• _Information shown_
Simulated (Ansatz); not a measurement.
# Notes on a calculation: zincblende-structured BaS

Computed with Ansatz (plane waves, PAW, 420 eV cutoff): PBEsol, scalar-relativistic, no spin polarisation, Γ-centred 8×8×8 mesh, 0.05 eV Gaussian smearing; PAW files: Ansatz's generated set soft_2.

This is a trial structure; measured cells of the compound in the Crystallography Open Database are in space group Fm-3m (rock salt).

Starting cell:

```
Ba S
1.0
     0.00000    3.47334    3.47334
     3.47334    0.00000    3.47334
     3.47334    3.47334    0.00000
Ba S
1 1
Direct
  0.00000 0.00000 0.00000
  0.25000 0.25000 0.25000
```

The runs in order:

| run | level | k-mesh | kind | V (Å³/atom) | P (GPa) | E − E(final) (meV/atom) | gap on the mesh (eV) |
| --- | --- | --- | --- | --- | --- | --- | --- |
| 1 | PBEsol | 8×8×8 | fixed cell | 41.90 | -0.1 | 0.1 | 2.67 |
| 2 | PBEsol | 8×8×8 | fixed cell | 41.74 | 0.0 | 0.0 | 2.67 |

• _Brief_
Your task is to transcribe, with no changes, only the lines of the listing above that lie between the line holding "Computed with Ansatz" and the line holding "0.1 | 2.67 |", inclusive.

• _Answer space_
Computed with Ansatz (plane waves, PAW, 420 eV cutoff): PBEsol, scalar-relativistic, no spin polarisation, Γ-centred 8×8×8 mesh, 0.05 eV Gaussian smearing; PAW files: Ansatz's generated set soft_2.

This is a trial structure; measured cells of the compound in the Crystallography Open Database are in space group Fm-3m (rock salt).

Starting cell:

```
Ba S
1.0
     0.00000    3.47334    3.47334
     3.47334    0.00000    3.47334
     3.47334    3.47334    0.00000
Ba S
1 1
Direct
  0.00000 0.00000 0.00000
  0.25000 0.25000 0.25000
```

The runs in order:

| run | level | k-mesh | kind | V (Å³/atom) | P (GPa) | E − E(final) (meV/atom) | gap on the mesh (eV) |
| --- | --- | --- | --- | --- | --- | --- | --- |
| 1 | PBEsol | 8×8×8 | fixed cell | 41.90 | -0.1 | 0.1 | 2.67 |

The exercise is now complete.